- [Listed records]:
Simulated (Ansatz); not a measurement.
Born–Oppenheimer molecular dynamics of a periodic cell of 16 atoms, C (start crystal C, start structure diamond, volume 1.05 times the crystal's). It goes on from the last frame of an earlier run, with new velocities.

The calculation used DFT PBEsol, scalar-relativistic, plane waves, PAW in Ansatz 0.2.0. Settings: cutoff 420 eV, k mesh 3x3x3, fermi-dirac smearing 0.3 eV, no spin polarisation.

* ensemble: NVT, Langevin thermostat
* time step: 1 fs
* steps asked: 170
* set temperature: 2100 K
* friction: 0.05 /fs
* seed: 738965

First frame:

- [Work request]:
Every line of the material is to be transcribed exactly.

- [Written solution]:
Simulated (Ansatz); not a measurement.
Born–Oppenheimer molecular dynamics of a periodic cell of 16 atoms, C (start crystal C, start structure diamond, volume 1.05 times the crystal's). It goes on from the last frame of an earlier run, with new velocities.

The calculation used DFT PBEsol, scalar-relativistic, plane waves, PAW in Ansatz 0.2.0. Settings: cutoff 420 eV, k mesh 3x3x3, fermi-dirac smearing 0.3 eV, no spin polarisation.

* ensemble: NVT, Langevin thermostat
* time step: 1 fs
* steps asked: 170
* set temperature: 2100 K
* friction: 0.05 /fs
* seed: 738965

First frame:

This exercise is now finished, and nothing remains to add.